Could you transcribe the material below exactly, without leaving out a single line?

+===+
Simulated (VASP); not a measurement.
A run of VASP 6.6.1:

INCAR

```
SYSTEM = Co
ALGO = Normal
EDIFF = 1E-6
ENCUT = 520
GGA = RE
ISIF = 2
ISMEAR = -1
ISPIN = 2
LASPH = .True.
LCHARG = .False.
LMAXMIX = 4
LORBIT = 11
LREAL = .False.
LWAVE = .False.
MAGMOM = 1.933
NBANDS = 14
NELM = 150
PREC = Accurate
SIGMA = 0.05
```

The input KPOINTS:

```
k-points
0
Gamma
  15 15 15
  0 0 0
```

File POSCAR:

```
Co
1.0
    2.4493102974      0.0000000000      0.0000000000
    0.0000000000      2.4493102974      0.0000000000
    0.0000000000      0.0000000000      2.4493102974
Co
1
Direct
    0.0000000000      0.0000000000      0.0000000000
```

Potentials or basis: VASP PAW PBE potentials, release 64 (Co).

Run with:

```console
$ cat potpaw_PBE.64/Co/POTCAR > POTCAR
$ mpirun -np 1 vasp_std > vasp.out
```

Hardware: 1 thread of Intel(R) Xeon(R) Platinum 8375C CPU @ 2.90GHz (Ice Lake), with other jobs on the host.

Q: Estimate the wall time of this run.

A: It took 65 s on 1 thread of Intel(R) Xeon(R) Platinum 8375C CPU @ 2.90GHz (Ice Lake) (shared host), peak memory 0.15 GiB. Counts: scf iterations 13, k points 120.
+===+

Answer section.
Simulated (VASP); not a measurement.
A run of VASP 6.6.1:

INCAR

```
SYSTEM = Co
ALGO = Normal
EDIFF = 1E-6
ENCUT = 520
GGA = RE
ISIF = 2
ISMEAR = -1
ISPIN = 2
LASPH = .True.
LCHARG = .False.
LMAXMIX = 4
LORBIT = 11
LREAL = .False.
LWAVE = .False.
MAGMOM = 1.933
NBANDS = 14
NELM = 150
PREC = Accurate
SIGMA = 0.05
```

The input KPOINTS:

```
k-points
0
Gamma
  15 15 15
  0 0 0
```

File POSCAR:

```
Co
1.0
    2.4493102974      0.0000000000      0.0000000000
    0.0000000000      2.4493102974      0.0000000000
    0.0000000000      0.0000000000      2.4493102974
Co
1
Direct
    0.0000000000      0.0000000000      0.0000000000
```

Potentials or basis: VASP PAW PBE potentials, release 64 (Co).

Run with:

```console
$ cat potpaw_PBE.64/Co/POTCAR > POTCAR
$ mpirun -np 1 vasp_std > vasp.out
```

Hardware: 1 thread of Intel(R) Xeon(R) Platinum 8375C CPU @ 2.90GHz (Ice Lake), with other jobs on the host.

Q: Estimate the wall time of this run.

A: It took 65 s on 1 thread of Intel(R) Xeon(R) Platinum 8375C CPU @ 2.90GHz (Ice Lake) (shared host), peak memory 0.15 GiB. Counts: scf iterations 13, k points 120.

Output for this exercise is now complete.